→ **Data supplied**:
........

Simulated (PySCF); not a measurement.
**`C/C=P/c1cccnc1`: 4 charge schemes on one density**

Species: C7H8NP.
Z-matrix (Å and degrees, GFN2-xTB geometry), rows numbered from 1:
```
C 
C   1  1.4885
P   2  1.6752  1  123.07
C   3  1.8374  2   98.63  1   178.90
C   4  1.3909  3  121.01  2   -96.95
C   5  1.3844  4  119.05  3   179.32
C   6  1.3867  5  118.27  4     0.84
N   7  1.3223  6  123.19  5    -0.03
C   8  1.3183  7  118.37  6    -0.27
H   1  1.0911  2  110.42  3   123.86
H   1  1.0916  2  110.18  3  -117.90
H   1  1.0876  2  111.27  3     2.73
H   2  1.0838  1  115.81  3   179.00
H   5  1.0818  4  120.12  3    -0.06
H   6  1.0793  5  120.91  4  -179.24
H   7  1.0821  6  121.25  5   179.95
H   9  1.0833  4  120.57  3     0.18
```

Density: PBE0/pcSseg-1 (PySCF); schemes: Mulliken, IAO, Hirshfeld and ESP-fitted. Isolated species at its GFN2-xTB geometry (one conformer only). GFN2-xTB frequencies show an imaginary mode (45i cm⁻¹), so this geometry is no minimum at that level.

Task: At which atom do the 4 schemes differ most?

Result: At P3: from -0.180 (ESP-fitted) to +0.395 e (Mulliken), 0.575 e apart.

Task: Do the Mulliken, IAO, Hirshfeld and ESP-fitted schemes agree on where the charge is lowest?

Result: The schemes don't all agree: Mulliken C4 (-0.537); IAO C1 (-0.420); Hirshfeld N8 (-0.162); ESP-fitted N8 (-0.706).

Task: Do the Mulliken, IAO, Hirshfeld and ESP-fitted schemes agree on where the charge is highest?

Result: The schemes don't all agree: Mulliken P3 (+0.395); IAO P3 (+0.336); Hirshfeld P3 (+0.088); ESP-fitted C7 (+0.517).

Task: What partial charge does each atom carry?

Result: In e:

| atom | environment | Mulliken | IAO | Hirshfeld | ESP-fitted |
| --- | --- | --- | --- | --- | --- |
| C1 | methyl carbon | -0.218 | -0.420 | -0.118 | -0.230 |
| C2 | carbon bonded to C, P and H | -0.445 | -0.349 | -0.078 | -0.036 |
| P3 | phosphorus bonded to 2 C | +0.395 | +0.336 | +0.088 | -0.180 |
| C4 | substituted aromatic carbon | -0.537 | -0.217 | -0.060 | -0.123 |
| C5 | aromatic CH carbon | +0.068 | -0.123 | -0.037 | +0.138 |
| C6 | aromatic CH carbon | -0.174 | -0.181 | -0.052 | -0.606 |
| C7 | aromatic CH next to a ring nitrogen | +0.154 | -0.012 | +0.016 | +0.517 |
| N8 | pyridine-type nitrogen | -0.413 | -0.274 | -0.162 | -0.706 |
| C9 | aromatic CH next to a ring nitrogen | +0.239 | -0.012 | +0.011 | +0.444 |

........

→ **Work task**: Above are the records; print exactly the lines from the line with "charge is highest?" to the line with "-0.012 | +0.016 | +0.517 |", including both, and nothing else.

→ **Exercise answer**:
Task: Do the Mulliken, IAO, Hirshfeld and ESP-fitted schemes agree on where the charge is highest?

Result: The schemes don't all agree: Mulliken P3 (+0.395); IAO P3 (+0.336); Hirshfeld P3 (+0.088); ESP-fitted C7 (+0.517).

Task: What partial charge does each atom carry?

Result: In e:

| atom | environment | Mulliken | IAO | Hirshfeld | ESP-fitted |
| --- | --- | --- | --- | --- | --- |
| C1 | methyl carbon | -0.218 | -0.420 | -0.118 | -0.230 |
| C2 | carbon bonded to C, P and H | -0.445 | -0.349 | -0.078 | -0.036 |
| P3 | phosphorus bonded to 2 C | +0.395 | +0.336 | +0.088 | -0.180 |
| C4 | substituted aromatic carbon | -0.537 | -0.217 | -0.060 | -0.123 |
| C5 | aromatic CH carbon | +0.068 | -0.123 | -0.037 | +0.138 |
| C6 | aromatic CH carbon | -0.174 | -0.181 | -0.052 | -0.606 |
| C7 | aromatic CH next to a ring nitrogen | +0.154 | -0.012 | +0.016 | +0.517 |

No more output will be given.